== Assignment ==
Take the lines below from the first through the one that contains "mesh | 3 × 3 × 3 |" and copy them exactly.

== Entries shown ==
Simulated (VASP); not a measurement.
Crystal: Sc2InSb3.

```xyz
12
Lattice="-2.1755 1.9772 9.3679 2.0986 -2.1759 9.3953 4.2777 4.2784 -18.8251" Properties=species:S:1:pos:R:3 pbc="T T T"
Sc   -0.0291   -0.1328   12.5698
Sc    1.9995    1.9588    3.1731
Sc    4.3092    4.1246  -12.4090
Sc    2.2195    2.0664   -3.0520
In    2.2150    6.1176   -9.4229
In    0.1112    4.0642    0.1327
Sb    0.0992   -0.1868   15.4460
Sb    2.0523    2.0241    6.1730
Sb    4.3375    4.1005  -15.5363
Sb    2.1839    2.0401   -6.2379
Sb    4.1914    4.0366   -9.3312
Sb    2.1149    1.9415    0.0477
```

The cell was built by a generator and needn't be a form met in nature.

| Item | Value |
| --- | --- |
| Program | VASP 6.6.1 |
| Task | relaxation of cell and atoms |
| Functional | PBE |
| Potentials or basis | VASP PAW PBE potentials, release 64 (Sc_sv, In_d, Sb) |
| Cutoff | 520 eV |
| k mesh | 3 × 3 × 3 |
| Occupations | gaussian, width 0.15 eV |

== Written solution ==
Simulated (VASP); not a measurement.
Crystal: Sc2InSb3.

```xyz
12
Lattice="-2.1755 1.9772 9.3679 2.0986 -2.1759 9.3953 4.2777 4.2784 -18.8251" Properties=species:S:1:pos:R:3 pbc="T T T"
Sc   -0.0291   -0.1328   12.5698
Sc    1.9995    1.9588    3.1731
Sc    4.3092    4.1246  -12.4090
Sc    2.2195    2.0664   -3.0520
In    2.2150    6.1176   -9.4229
In    0.1112    4.0642    0.1327
Sb    0.0992   -0.1868   15.4460
Sb    2.0523    2.0241    6.1730
Sb    4.3375    4.1005  -15.5363
Sb    2.1839    2.0401   -6.2379
Sb    4.1914    4.0366   -9.3312
Sb    2.1149    1.9415    0.0477
```

The cell was built by a generator and needn't be a form met in nature.

| Item | Value |
| --- | --- |
| Program | VASP 6.6.1 |
| Task | relaxation of cell and atoms |
| Functional | PBE |
| Potentials or basis | VASP PAW PBE potentials, release 64 (Sc_sv, In_d, Sb) |
| Cutoff | 520 eV |
| k mesh | 3 × 3 × 3 |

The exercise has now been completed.